Brief: Somewhere below is a line with "Translate it to" and, later, a line with "Potentials or basis: VASP"; repeat those two lines and all the lines between them, exactly as they are.

Dataset excerpts:
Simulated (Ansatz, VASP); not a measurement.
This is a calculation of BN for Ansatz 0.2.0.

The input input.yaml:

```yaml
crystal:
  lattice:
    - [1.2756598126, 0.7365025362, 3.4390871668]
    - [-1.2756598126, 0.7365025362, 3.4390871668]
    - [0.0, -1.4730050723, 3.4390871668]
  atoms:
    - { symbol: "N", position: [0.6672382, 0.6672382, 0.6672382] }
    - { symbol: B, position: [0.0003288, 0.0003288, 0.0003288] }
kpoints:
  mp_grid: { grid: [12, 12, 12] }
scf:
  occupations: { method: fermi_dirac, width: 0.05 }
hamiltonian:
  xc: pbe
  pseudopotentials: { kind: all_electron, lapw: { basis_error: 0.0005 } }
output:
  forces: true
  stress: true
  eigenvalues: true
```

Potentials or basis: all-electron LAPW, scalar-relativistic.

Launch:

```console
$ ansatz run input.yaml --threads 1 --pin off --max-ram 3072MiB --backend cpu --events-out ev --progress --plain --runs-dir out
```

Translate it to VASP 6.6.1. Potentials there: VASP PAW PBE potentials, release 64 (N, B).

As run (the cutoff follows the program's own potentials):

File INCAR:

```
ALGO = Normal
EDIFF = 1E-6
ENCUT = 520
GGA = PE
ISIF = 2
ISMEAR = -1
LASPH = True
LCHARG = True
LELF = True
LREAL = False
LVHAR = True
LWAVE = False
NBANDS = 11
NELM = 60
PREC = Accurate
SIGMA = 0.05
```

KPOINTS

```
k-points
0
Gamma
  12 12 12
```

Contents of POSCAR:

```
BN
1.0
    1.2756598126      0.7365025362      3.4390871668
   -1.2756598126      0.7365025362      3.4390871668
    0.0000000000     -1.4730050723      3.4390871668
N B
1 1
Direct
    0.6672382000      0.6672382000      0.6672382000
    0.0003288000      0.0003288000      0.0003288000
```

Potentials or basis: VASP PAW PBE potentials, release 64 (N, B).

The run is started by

Result:
Translate it to VASP 6.6.1. Potentials there: VASP PAW PBE potentials, release 64 (N, B).

As run (the cutoff follows the program's own potentials):

File INCAR:

```
ALGO = Normal
EDIFF = 1E-6
ENCUT = 520
GGA = PE
ISIF = 2
ISMEAR = -1
LASPH = True
LCHARG = True
LELF = True
LREAL = False
LVHAR = True
LWAVE = False
NBANDS = 11
NELM = 60
PREC = Accurate
SIGMA = 0.05
```

KPOINTS

```
k-points
0
Gamma
  12 12 12
```

Contents of POSCAR:

```
BN
1.0
    1.2756598126      0.7365025362      3.4390871668
   -1.2756598126      0.7365025362      3.4390871668
    0.0000000000     -1.4730050723      3.4390871668
N B
1 1
Direct
    0.6672382000      0.6672382000      0.6672382000
    0.0003288000      0.0003288000      0.0003288000
```

Potentials or basis: VASP PAW PBE potentials, release 64 (N, B).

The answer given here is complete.